» Excerpted data:
──────────────────────────────

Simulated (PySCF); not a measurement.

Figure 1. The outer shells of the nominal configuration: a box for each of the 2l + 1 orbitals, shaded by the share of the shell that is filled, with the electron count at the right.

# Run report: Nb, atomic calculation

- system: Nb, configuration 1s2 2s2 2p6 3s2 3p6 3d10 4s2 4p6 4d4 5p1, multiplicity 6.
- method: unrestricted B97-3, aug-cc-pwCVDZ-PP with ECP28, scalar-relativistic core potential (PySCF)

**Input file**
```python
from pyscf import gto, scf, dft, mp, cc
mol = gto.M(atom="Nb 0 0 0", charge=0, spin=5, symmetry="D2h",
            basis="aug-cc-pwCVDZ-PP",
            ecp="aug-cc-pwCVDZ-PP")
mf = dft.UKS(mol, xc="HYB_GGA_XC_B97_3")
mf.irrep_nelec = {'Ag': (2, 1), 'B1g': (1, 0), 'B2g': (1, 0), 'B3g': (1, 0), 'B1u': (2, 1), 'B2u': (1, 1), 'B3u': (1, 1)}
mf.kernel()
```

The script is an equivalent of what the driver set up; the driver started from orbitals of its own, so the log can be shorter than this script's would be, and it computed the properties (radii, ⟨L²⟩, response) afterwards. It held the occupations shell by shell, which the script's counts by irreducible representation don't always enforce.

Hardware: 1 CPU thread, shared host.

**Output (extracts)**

──────────────────────────────

» Activity:
Leave out every line above except those from the line with "The script is" up to and including the line with "Hardware: 1 CPU thread, shared host.", and copy those exactly.

» Response box:
The script is an equivalent of what the driver set up; the driver started from orbitals of its own, so the log can be shorter than this script's would be, and it computed the properties (radii, ⟨L²⟩, response) afterwards. It held the occupations shell by shell, which the script's counts by irreducible representation don't always enforce.

Hardware: 1 CPU thread, shared host.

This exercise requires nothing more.